Action item
Somewhere below, one line contains "Species: carbon suboxide, C₃O₂." and a later line contains "InChI=1S/C3O2/c4-2-1-3-5". Output those two lines and everything between them exactly, and nothing else.

Material supplied
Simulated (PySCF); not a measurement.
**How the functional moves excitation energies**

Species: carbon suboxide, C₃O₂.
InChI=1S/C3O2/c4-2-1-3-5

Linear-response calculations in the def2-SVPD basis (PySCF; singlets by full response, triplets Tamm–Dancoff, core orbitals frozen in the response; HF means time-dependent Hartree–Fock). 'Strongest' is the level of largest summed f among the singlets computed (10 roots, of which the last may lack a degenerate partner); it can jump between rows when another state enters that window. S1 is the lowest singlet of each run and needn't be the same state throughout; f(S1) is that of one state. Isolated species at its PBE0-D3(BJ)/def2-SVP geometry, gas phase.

Exercise result
Species: carbon suboxide, C₃O₂.
InChI=1S/C3O2/c4-2-1-3-5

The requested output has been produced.